::: Supplied entries

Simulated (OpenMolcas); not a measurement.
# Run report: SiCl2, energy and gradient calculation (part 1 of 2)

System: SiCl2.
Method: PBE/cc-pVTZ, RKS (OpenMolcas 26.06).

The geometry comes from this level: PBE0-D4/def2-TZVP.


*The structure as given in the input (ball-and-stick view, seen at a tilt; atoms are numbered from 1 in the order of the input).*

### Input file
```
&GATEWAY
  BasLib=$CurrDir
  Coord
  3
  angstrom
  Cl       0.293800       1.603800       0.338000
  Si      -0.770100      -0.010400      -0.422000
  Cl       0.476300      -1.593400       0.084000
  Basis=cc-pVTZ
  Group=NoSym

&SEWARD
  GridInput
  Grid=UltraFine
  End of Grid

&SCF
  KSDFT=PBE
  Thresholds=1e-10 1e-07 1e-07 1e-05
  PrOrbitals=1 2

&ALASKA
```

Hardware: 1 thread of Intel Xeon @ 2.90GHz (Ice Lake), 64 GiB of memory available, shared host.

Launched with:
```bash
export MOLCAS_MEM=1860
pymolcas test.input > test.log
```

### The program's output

::::::

Work item: Print all the records exactly as written.

Exercise output:
Simulated (OpenMolcas); not a measurement.
# Run report: SiCl2, energy and gradient calculation (part 1 of 2)

System: SiCl2.
Method: PBE/cc-pVTZ, RKS (OpenMolcas 26.06).

The geometry comes from this level: PBE0-D4/def2-TZVP.


*The structure as given in the input (ball-and-stick view, seen at a tilt; atoms are numbered from 1 in the order of the input).*

### Input file
```
&GATEWAY
  BasLib=$CurrDir
  Coord
  3
  angstrom
  Cl       0.293800       1.603800       0.338000
  Si      -0.770100      -0.010400      -0.422000
  Cl       0.476300      -1.593400       0.084000
  Basis=cc-pVTZ
  Group=NoSym

&SEWARD
  GridInput
  Grid=UltraFine
  End of Grid

&SCF
  KSDFT=PBE
  Thresholds=1e-10 1e-07 1e-07 1e-05
  PrOrbitals=1 2

&ALASKA
```

Hardware: 1 thread of Intel Xeon @ 2.90GHz (Ice Lake), 64 GiB of memory available, shared host.

Launched with:
```bash
export MOLCAS_MEM=1860
pymolcas test.input > test.log
```

### The program's output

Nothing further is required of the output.